Requirement: Write out, word for word, only the data from its first line to the line containing "the relaxation end?".

════════

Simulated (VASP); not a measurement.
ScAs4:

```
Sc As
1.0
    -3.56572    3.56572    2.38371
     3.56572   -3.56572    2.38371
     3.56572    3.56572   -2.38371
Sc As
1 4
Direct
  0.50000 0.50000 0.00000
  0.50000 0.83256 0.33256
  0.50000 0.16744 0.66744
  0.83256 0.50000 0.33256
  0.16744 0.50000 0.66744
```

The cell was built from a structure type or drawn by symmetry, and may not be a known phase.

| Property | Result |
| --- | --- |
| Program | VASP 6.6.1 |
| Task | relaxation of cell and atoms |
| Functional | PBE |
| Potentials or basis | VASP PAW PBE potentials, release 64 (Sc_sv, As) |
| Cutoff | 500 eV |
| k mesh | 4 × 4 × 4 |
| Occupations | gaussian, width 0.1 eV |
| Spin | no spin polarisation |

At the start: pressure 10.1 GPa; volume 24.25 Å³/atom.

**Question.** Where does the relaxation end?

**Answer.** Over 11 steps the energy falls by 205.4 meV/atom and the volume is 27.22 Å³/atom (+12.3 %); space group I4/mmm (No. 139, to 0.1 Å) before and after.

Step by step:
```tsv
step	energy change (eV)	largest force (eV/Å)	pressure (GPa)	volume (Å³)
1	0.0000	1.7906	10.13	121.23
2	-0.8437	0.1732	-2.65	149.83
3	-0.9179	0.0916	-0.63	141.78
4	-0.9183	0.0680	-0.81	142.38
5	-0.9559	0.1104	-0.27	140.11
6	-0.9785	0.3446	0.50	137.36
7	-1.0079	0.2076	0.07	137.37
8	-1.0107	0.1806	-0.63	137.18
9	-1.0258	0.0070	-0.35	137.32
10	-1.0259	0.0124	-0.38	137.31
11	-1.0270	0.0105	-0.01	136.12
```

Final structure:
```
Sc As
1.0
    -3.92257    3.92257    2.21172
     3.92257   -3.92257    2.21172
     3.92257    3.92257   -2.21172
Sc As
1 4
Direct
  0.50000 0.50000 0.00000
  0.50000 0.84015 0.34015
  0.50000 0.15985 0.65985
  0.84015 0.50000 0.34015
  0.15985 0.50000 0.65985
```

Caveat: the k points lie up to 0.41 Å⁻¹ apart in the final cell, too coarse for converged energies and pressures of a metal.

════════

Answer space:
Simulated (VASP); not a measurement.
ScAs4:

```
Sc As
1.0
    -3.56572    3.56572    2.38371
     3.56572   -3.56572    2.38371
     3.56572    3.56572   -2.38371
Sc As
1 4
Direct
  0.50000 0.50000 0.00000
  0.50000 0.83256 0.33256
  0.50000 0.16744 0.66744
  0.83256 0.50000 0.33256
  0.16744 0.50000 0.66744
```

The cell was built from a structure type or drawn by symmetry, and may not be a known phase.

| Property | Result |
| --- | --- |
| Program | VASP 6.6.1 |
| Task | relaxation of cell and atoms |
| Functional | PBE |
| Potentials or basis | VASP PAW PBE potentials, release 64 (Sc_sv, As) |
| Cutoff | 500 eV |
| k mesh | 4 × 4 × 4 |
| Occupations | gaussian, width 0.1 eV |
| Spin | no spin polarisation |

At the start: pressure 10.1 GPa; volume 24.25 Å³/atom.

**Question.** Where does the relaxation end?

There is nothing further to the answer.